↓↓↓

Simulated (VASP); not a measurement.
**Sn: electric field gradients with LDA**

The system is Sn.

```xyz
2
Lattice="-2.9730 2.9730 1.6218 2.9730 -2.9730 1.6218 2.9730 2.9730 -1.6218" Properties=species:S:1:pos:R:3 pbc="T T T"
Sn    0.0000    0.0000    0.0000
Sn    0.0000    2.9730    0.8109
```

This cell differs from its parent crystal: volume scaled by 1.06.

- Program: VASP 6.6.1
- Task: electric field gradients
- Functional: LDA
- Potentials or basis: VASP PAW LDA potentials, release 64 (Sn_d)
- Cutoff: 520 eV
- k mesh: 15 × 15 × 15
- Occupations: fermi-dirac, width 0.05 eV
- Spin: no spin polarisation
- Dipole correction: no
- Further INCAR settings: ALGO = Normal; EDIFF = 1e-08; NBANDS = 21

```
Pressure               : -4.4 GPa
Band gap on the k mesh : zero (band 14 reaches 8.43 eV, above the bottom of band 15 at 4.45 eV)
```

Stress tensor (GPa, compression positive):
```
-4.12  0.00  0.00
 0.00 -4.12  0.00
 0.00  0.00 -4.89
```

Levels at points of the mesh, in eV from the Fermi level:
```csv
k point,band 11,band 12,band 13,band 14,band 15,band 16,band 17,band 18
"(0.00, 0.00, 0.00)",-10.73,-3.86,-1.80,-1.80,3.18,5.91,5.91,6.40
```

↑↑↑

Required action> What you return must match the entries exactly, word for word.

Response box>
Simulated (VASP); not a measurement.
**Sn: electric field gradients with LDA**

The system is Sn.

```xyz
2
Lattice="-2.9730 2.9730 1.6218 2.9730 -2.9730 1.6218 2.9730 2.9730 -1.6218" Properties=species:S:1:pos:R:3 pbc="T T T"
Sn    0.0000    0.0000    0.0000
Sn    0.0000    2.9730    0.8109
```

This cell differs from its parent crystal: volume scaled by 1.06.

- Program: VASP 6.6.1
- Task: electric field gradients
- Functional: LDA
- Potentials or basis: VASP PAW LDA potentials, release 64 (Sn_d)
- Cutoff: 520 eV
- k mesh: 15 × 15 × 15
- Occupations: fermi-dirac, width 0.05 eV
- Spin: no spin polarisation
- Dipole correction: no
- Further INCAR settings: ALGO = Normal; EDIFF = 1e-08; NBANDS = 21

```
Pressure               : -4.4 GPa
Band gap on the k mesh : zero (band 14 reaches 8.43 eV, above the bottom of band 15 at 4.45 eV)
```

Stress tensor (GPa, compression positive):
```
-4.12  0.00  0.00
 0.00 -4.12  0.00
 0.00  0.00 -4.89
```

Levels at points of the mesh, in eV from the Fermi level:
```csv
k point,band 11,band 12,band 13,band 14,band 15,band 16,band 17,band 18
"(0.00, 0.00, 0.00)",-10.73,-3.86,-1.80,-1.80,3.18,5.91,5.91,6.40
```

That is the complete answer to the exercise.